**Work task:**
A stretch of the entries below is to be set down exactly, running from the line with "VASP 6.6.1 |" through the line with "width 0.02 eV |", both included, and no other line.

**Records supplied:**
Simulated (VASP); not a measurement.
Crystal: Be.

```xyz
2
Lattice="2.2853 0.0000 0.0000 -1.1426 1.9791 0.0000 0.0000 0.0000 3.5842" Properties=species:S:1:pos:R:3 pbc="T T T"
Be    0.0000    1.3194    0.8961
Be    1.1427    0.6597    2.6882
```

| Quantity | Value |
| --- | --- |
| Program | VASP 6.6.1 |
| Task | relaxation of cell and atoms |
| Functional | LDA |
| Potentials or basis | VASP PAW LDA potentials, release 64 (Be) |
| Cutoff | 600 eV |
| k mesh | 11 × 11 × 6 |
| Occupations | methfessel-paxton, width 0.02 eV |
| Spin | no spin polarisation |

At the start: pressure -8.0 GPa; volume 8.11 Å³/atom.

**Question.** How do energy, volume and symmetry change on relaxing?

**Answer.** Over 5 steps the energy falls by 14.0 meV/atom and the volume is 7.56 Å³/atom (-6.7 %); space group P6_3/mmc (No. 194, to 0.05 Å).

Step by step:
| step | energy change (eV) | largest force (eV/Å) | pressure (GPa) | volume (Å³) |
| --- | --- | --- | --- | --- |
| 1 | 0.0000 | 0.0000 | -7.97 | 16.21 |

**Written solution:**
| Program | VASP 6.6.1 |
| Task | relaxation of cell and atoms |
| Functional | LDA |
| Potentials or basis | VASP PAW LDA potentials, release 64 (Be) |
| Cutoff | 600 eV |
| k mesh | 11 × 11 × 6 |
| Occupations | methfessel-paxton, width 0.02 eV |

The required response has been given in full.